Word for word, restate the lines of the material below from its first line through the one containing "The structure (ball-and-stick". Omit the rest.

========================

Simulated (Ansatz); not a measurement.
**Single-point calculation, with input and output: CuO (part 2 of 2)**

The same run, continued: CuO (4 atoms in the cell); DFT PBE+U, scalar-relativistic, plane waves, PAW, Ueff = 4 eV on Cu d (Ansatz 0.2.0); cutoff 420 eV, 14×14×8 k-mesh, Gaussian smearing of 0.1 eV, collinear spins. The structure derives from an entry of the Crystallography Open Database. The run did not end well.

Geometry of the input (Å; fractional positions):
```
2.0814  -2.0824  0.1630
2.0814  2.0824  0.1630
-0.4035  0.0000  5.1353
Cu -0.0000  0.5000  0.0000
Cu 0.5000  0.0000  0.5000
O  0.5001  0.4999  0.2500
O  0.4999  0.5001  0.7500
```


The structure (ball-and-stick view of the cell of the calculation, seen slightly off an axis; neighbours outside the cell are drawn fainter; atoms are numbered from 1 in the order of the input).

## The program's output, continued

========================

### ANSWER AREA
Simulated (Ansatz); not a measurement.
**Single-point calculation, with input and output: CuO (part 2 of 2)**

The same run, continued: CuO (4 atoms in the cell); DFT PBE+U, scalar-relativistic, plane waves, PAW, Ueff = 4 eV on Cu d (Ansatz 0.2.0); cutoff 420 eV, 14×14×8 k-mesh, Gaussian smearing of 0.1 eV, collinear spins. The structure derives from an entry of the Crystallography Open Database. The run did not end well.

Geometry of the input (Å; fractional positions):
```
2.0814  -2.0824  0.1630
2.0814  2.0824  0.1630
-0.4035  0.0000  5.1353
Cu -0.0000  0.5000  0.0000
Cu 0.5000  0.0000  0.5000
O  0.5001  0.4999  0.2500
O  0.4999  0.5001  0.7500
```


The structure (ball-and-stick view of the cell of the calculation, seen slightly off an axis; neighbours outside the cell are drawn fainter; atoms are numbered from 1 in the order of the input).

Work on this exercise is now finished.